=== Work order ===
From the data below, return the exact lines starting at the line containing "Computed with PySCF" and ending at the line containing "Common to all", both included, and nothing else.

[[ Extracted entries open ]]
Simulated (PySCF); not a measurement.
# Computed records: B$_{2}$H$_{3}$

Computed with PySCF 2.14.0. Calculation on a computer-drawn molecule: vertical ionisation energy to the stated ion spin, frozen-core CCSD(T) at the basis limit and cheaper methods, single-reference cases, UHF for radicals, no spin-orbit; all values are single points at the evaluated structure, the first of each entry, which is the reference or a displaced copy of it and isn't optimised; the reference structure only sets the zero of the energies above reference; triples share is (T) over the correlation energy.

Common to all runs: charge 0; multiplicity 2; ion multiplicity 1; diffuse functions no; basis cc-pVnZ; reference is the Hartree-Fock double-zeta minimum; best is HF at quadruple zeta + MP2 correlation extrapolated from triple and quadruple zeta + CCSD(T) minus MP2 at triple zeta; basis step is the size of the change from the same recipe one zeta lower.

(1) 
[[ Extracted entries closed ]]

=== Written reply ===
Computed with PySCF 2.14.0. Calculation on a computer-drawn molecule: vertical ionisation energy to the stated ion spin, frozen-core CCSD(T) at the basis limit and cheaper methods, single-reference cases, UHF for radicals, no spin-orbit; all values are single points at the evaluated structure, the first of each entry, which is the reference or a displaced copy of it and isn't optimised; the reference structure only sets the zero of the energies above reference; triples share is (T) over the correlation energy.

Common to all runs: charge 0; multiplicity 2; ion multiplicity 1; diffuse functions no; basis cc-pVnZ; reference is the Hartree-Fock double-zeta minimum; best is HF at quadruple zeta + MP2 correlation extrapolated from triple and quadruple zeta + CCSD(T) minus MP2 at triple zeta; basis step is the size of the change from the same recipe one zeta lower.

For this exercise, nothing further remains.